▶ Brief: The output should be identical to the entries that follow.

---+---

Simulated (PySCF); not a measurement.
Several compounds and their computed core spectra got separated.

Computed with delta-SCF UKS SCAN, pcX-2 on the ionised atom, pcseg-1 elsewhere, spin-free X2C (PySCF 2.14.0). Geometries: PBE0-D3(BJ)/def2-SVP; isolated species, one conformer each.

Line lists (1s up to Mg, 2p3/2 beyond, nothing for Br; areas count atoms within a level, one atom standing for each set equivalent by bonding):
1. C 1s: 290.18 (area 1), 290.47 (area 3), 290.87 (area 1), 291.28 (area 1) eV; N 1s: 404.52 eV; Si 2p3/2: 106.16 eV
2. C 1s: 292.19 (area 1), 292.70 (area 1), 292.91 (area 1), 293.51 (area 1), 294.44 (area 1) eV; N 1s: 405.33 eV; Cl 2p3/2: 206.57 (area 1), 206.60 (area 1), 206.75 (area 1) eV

---+---

▶ Task response:
Simulated (PySCF); not a measurement.
Several compounds and their computed core spectra got separated.

Computed with delta-SCF UKS SCAN, pcX-2 on the ionised atom, pcseg-1 elsewhere, spin-free X2C (PySCF 2.14.0). Geometries: PBE0-D3(BJ)/def2-SVP; isolated species, one conformer each.

Line lists (1s up to Mg, 2p3/2 beyond, nothing for Br; areas count atoms within a level, one atom standing for each set equivalent by bonding):
1. C 1s: 290.18 (area 1), 290.47 (area 3), 290.87 (area 1), 291.28 (area 1) eV; N 1s: 404.52 eV; Si 2p3/2: 106.16 eV
2. C 1s: 292.19 (area 1), 292.70 (area 1), 292.91 (area 1), 293.51 (area 1), 294.44 (area 1) eV; N 1s: 405.33 eV; Cl 2p3/2: 206.57 (area 1), 206.60 (area 1), 206.75 (area 1) eV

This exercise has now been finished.